- ACTION ITEM
Write out the stretch of lines below that begins at the line with "Ansatz 0.2.0 |" and ends at the line with "VASP (GPa): -0.17.", including both, exactly as given and nothing more.

⟨

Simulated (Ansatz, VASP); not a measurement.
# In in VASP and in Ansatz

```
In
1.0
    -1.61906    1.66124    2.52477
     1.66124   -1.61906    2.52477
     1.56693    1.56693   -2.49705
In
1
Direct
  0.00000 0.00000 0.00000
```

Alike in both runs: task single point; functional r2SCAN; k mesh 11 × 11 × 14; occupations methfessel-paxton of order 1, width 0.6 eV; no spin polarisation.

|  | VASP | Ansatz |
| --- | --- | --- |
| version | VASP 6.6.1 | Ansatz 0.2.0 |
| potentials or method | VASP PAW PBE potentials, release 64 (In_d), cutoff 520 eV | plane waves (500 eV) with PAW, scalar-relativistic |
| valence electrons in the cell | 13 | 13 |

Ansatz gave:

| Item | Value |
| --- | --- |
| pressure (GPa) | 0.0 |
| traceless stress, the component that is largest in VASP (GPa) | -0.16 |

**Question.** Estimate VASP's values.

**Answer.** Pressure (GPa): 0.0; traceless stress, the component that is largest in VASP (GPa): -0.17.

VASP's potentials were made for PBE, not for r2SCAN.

⟩

- RESPONSE
| version | VASP 6.6.1 | Ansatz 0.2.0 |
| potentials or method | VASP PAW PBE potentials, release 64 (In_d), cutoff 520 eV | plane waves (500 eV) with PAW, scalar-relativistic |
| valence electrons in the cell | 13 | 13 |

Ansatz gave:

| Item | Value |
| --- | --- |
| pressure (GPa) | 0.0 |
| traceless stress, the component that is largest in VASP (GPa) | -0.16 |

**Question.** Estimate VASP's values.

**Answer.** Pressure (GPa): 0.0; traceless stress, the component that is largest in VASP (GPa): -0.17.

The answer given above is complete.